For this exercise, set down all the records exactly as given.

*** Block opens ***
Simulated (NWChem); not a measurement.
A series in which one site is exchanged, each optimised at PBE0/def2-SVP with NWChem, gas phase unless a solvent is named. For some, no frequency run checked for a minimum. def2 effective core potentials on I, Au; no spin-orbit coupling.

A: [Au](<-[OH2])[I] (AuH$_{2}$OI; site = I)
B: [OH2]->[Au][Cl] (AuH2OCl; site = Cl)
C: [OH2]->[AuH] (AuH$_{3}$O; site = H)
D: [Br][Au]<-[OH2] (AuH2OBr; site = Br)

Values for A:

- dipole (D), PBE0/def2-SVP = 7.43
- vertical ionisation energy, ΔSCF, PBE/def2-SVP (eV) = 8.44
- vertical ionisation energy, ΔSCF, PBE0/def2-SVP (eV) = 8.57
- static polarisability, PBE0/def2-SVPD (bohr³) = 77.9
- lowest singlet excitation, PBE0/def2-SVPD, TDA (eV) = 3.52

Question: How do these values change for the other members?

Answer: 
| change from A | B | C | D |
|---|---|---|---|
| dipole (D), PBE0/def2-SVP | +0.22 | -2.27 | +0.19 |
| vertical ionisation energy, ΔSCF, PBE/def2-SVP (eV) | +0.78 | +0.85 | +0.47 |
*** Block closes ***

* YOUR RESPONSE *
Simulated (NWChem); not a measurement.
A series in which one site is exchanged, each optimised at PBE0/def2-SVP with NWChem, gas phase unless a solvent is named. For some, no frequency run checked for a minimum. def2 effective core potentials on I, Au; no spin-orbit coupling.

A: [Au](<-[OH2])[I] (AuH$_{2}$OI; site = I)
B: [OH2]->[Au][Cl] (AuH2OCl; site = Cl)
C: [OH2]->[AuH] (AuH$_{3}$O; site = H)
D: [Br][Au]<-[OH2] (AuH2OBr; site = Br)

Values for A:

- dipole (D), PBE0/def2-SVP = 7.43
- vertical ionisation energy, ΔSCF, PBE/def2-SVP (eV) = 8.44
- vertical ionisation energy, ΔSCF, PBE0/def2-SVP (eV) = 8.57
- static polarisability, PBE0/def2-SVPD (bohr³) = 77.9
- lowest singlet excitation, PBE0/def2-SVPD, TDA (eV) = 3.52

Question: How do these values change for the other members?

Answer: 
| change from A | B | C | D |
|---|---|---|---|
| dipole (D), PBE0/def2-SVP | +0.22 | -2.27 | +0.19 |
| vertical ionisation energy, ΔSCF, PBE/def2-SVP (eV) | +0.78 | +0.85 | +0.47 |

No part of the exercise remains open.